● **Brief**
Every entry below should be printed again exactly as it reads.

++++++++++
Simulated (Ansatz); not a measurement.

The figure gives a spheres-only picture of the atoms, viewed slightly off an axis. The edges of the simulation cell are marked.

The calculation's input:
++++++++++

● **Written answer**
Simulated (Ansatz); not a measurement.

The figure gives a spheres-only picture of the atoms, viewed slightly off an axis. The edges of the simulation cell are marked.

The calculation's input:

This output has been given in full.